Source data ::
****

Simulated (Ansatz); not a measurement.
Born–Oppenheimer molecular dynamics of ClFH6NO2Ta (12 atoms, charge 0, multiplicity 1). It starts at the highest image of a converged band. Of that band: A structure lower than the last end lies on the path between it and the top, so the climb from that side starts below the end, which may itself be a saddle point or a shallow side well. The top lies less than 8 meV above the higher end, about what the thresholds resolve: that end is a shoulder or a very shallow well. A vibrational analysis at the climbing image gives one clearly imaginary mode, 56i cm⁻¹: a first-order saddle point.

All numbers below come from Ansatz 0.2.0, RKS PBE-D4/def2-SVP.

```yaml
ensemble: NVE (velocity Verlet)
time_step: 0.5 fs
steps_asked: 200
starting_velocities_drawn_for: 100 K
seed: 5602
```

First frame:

****

Output the listing exactly. Leave no line out.

Exercise solution ::
Simulated (Ansatz); not a measurement.
Born–Oppenheimer molecular dynamics of ClFH6NO2Ta (12 atoms, charge 0, multiplicity 1). It starts at the highest image of a converged band. Of that band: A structure lower than the last end lies on the path between it and the top, so the climb from that side starts below the end, which may itself be a saddle point or a shallow side well. The top lies less than 8 meV above the higher end, about what the thresholds resolve: that end is a shoulder or a very shallow well. A vibrational analysis at the climbing image gives one clearly imaginary mode, 56i cm⁻¹: a first-order saddle point.

All numbers below come from Ansatz 0.2.0, RKS PBE-D4/def2-SVP.

```yaml
ensemble: NVE (velocity Verlet)
time_step: 0.5 fs
steps_asked: 200
starting_velocities_drawn_for: 100 K
seed: 5602
```

First frame:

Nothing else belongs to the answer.